EXERCISE
Using the listing below, set down each line from the line containing "B. C#C/C(F)=C/C" through the line containing "D. C#CCC(=C)F", both ends included, exactly and with nothing added.

DATASET RECORDS
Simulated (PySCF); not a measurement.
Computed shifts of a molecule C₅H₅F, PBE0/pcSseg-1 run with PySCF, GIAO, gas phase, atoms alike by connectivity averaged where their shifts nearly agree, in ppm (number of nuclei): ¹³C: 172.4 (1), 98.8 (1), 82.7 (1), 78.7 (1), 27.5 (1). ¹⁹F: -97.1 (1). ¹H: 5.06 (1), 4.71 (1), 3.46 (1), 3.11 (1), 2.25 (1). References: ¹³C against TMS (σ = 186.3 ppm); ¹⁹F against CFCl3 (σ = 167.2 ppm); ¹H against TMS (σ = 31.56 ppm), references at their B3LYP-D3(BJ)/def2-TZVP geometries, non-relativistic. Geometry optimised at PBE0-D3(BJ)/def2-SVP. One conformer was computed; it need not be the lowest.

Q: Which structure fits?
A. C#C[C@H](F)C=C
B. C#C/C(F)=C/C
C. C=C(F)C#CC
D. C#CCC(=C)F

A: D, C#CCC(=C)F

SOLUTION
B. C#C/C(F)=C/C
C. C=C(F)C#CC
D. C#CCC(=C)F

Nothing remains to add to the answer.